::::
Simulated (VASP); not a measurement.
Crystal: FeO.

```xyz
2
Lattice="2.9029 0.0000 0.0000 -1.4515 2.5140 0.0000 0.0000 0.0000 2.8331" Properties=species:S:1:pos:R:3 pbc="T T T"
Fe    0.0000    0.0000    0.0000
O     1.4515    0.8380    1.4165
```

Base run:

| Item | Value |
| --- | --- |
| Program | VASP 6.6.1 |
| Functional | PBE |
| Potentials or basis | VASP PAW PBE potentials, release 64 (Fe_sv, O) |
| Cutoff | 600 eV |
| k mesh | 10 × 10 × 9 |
::::

Word-for-word copies of all the records are required.

▶ _TASK SOLUTION_:
Simulated (VASP); not a measurement.
Crystal: FeO.

```xyz
2
Lattice="2.9029 0.0000 0.0000 -1.4515 2.5140 0.0000 0.0000 0.0000 2.8331" Properties=species:S:1:pos:R:3 pbc="T T T"
Fe    0.0000    0.0000    0.0000
O     1.4515    0.8380    1.4165
```

Base run:

| Item | Value |
| --- | --- |
| Program | VASP 6.6.1 |
| Functional | PBE |
| Potentials or basis | VASP PAW PBE potentials, release 64 (Fe_sv, O) |
| Cutoff | 600 eV |
| k mesh | 10 × 10 × 9 |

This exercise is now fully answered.